Segment Start: Excerpted records

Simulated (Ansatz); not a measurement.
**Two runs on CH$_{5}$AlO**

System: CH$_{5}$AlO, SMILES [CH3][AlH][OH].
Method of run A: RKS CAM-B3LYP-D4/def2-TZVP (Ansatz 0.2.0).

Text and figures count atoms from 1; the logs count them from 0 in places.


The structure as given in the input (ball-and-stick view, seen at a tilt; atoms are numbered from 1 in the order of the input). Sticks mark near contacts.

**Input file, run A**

Segment End: Excerpted records

Work order:
Restate word for word the lines above, beginning at the first one and ending at the line that carries "Text and figures".

Expected answer:
Simulated (Ansatz); not a measurement.
**Two runs on CH$_{5}$AlO**

System: CH$_{5}$AlO, SMILES [CH3][AlH][OH].
Method of run A: RKS CAM-B3LYP-D4/def2-TZVP (Ansatz 0.2.0).

Text and figures count atoms from 1; the logs count them from 0 in places.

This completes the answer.